> _Material shown_:
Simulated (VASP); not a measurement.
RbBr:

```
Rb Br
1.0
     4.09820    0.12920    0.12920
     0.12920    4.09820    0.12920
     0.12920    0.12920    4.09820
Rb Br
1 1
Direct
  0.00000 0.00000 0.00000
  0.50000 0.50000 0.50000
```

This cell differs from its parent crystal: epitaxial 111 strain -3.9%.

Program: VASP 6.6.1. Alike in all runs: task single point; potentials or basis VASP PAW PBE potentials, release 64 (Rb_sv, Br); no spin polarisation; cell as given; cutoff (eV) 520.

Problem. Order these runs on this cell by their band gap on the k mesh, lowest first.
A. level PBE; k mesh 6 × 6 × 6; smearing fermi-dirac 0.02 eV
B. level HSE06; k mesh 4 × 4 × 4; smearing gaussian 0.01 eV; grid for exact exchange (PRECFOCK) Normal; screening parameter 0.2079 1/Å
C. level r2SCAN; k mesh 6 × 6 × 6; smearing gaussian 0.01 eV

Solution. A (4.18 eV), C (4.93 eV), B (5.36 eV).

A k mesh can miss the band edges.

> _Required action_: Reproduce verbatim the range of lines that opens the records and closes with the line containing "Program: VASP 6.6.1.". Omit everything after it.

> _Reply_:
Simulated (VASP); not a measurement.
RbBr:

```
Rb Br
1.0
     4.09820    0.12920    0.12920
     0.12920    4.09820    0.12920
     0.12920    0.12920    4.09820
Rb Br
1 1
Direct
  0.00000 0.00000 0.00000
  0.50000 0.50000 0.50000
```

This cell differs from its parent crystal: epitaxial 111 strain -3.9%.

Program: VASP 6.6.1. Alike in all runs: task single point; potentials or basis VASP PAW PBE potentials, release 64 (Rb_sv, Br); no spin polarisation; cell as given; cutoff (eV) 520.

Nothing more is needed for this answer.